→ **DATA**:
__________

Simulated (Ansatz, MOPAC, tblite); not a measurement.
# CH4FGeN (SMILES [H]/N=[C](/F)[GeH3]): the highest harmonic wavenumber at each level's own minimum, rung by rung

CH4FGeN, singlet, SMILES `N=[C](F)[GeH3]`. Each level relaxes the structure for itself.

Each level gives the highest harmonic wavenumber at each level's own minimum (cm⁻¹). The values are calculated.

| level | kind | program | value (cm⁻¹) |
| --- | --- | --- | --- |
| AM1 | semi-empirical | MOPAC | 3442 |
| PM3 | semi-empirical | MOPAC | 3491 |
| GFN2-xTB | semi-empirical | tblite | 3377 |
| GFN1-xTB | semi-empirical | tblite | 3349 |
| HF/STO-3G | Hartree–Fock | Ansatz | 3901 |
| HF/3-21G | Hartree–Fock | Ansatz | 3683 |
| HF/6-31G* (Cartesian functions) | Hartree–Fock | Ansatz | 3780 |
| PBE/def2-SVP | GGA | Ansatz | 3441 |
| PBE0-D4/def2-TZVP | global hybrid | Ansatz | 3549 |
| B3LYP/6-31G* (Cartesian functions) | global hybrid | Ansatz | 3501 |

__________

→ **WORK ORDER**: Could you return exactly the stretch of the data above that starts at the line with "MOPAC | 3442 |" and ends at the line with "Ansatz | 3549 |", both lines included?

→ **RESULT**:
| AM1 | semi-empirical | MOPAC | 3442 |
| PM3 | semi-empirical | MOPAC | 3491 |
| GFN2-xTB | semi-empirical | tblite | 3377 |
| GFN1-xTB | semi-empirical | tblite | 3349 |
| HF/STO-3G | Hartree–Fock | Ansatz | 3901 |
| HF/3-21G | Hartree–Fock | Ansatz | 3683 |
| HF/6-31G* (Cartesian functions) | Hartree–Fock | Ansatz | 3780 |
| PBE/def2-SVP | GGA | Ansatz | 3441 |
| PBE0-D4/def2-TZVP | global hybrid | Ansatz | 3549 |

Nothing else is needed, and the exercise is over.